__Assigned task__.
Set the data down once more, exactly as it is written.

---*---
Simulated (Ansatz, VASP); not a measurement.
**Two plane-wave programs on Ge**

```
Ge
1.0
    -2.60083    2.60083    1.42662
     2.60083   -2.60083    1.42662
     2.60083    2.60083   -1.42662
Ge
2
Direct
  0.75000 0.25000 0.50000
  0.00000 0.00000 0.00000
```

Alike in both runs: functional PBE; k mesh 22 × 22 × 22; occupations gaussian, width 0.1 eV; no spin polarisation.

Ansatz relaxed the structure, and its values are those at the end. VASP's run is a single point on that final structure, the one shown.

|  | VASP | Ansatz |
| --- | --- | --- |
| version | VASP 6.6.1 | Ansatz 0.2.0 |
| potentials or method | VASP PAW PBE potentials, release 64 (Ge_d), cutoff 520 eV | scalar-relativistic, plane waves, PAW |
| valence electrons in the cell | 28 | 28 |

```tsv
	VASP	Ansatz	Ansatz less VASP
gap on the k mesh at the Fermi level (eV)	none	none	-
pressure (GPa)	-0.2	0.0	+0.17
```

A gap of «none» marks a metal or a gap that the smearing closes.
---*---

__Exercise result__.
Simulated (Ansatz, VASP); not a measurement.
**Two plane-wave programs on Ge**

```
Ge
1.0
    -2.60083    2.60083    1.42662
     2.60083   -2.60083    1.42662
     2.60083    2.60083   -1.42662
Ge
2
Direct
  0.75000 0.25000 0.50000
  0.00000 0.00000 0.00000
```

Alike in both runs: functional PBE; k mesh 22 × 22 × 22; occupations gaussian, width 0.1 eV; no spin polarisation.

Ansatz relaxed the structure, and its values are those at the end. VASP's run is a single point on that final structure, the one shown.

|  | VASP | Ansatz |
| --- | --- | --- |
| version | VASP 6.6.1 | Ansatz 0.2.0 |
| potentials or method | VASP PAW PBE potentials, release 64 (Ge_d), cutoff 520 eV | scalar-relativistic, plane waves, PAW |
| valence electrons in the cell | 28 | 28 |

```tsv
	VASP	Ansatz	Ansatz less VASP
gap on the k mesh at the Fermi level (eV)	none	none	-
pressure (GPa)	-0.2	0.0	+0.17
```

A gap of «none» marks a metal or a gap that the smearing closes.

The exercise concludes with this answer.